Start of EXCERPTED DATA

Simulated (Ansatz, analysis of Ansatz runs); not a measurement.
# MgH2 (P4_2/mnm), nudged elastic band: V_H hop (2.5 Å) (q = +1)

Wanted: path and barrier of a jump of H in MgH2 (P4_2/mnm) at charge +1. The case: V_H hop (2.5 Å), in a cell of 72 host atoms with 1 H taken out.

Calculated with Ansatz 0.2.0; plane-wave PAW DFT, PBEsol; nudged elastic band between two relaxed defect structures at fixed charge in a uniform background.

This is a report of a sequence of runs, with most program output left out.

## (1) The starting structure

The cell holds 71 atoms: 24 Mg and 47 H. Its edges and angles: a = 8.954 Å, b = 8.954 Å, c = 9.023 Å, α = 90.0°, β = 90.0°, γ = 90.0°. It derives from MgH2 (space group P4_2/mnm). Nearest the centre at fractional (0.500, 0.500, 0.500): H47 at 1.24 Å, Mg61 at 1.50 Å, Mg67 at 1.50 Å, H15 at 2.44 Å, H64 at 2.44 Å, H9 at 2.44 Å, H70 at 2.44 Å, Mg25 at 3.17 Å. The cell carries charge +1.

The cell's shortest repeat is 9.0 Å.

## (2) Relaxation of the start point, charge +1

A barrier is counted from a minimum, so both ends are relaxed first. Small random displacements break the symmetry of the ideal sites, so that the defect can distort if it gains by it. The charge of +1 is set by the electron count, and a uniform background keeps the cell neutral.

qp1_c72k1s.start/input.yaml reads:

End of EXCERPTED DATA

* **ASSIGNMENT**
All of the lines above should be returned exactly as written.

* **EXERCISE RESULT**
Simulated (Ansatz, analysis of Ansatz runs); not a measurement.
# MgH2 (P4_2/mnm), nudged elastic band: V_H hop (2.5 Å) (q = +1)

Wanted: path and barrier of a jump of H in MgH2 (P4_2/mnm) at charge +1. The case: V_H hop (2.5 Å), in a cell of 72 host atoms with 1 H taken out.

Calculated with Ansatz 0.2.0; plane-wave PAW DFT, PBEsol; nudged elastic band between two relaxed defect structures at fixed charge in a uniform background.

This is a report of a sequence of runs, with most program output left out.

## (1) The starting structure

The cell holds 71 atoms: 24 Mg and 47 H. Its edges and angles: a = 8.954 Å, b = 8.954 Å, c = 9.023 Å, α = 90.0°, β = 90.0°, γ = 90.0°. It derives from MgH2 (space group P4_2/mnm). Nearest the centre at fractional (0.500, 0.500, 0.500): H47 at 1.24 Å, Mg61 at 1.50 Å, Mg67 at 1.50 Å, H15 at 2.44 Å, H64 at 2.44 Å, H9 at 2.44 Å, H70 at 2.44 Å, Mg25 at 3.17 Å. The cell carries charge +1.

The cell's shortest repeat is 9.0 Å.

## (2) Relaxation of the start point, charge +1

A barrier is counted from a minimum, so both ends are relaxed first. Small random displacements break the symmetry of the ideal sites, so that the defect can distort if it gains by it. The charge of +1 is set by the electron count, and a uniform background keeps the cell neutral.

qp1_c72k1s.start/input.yaml reads:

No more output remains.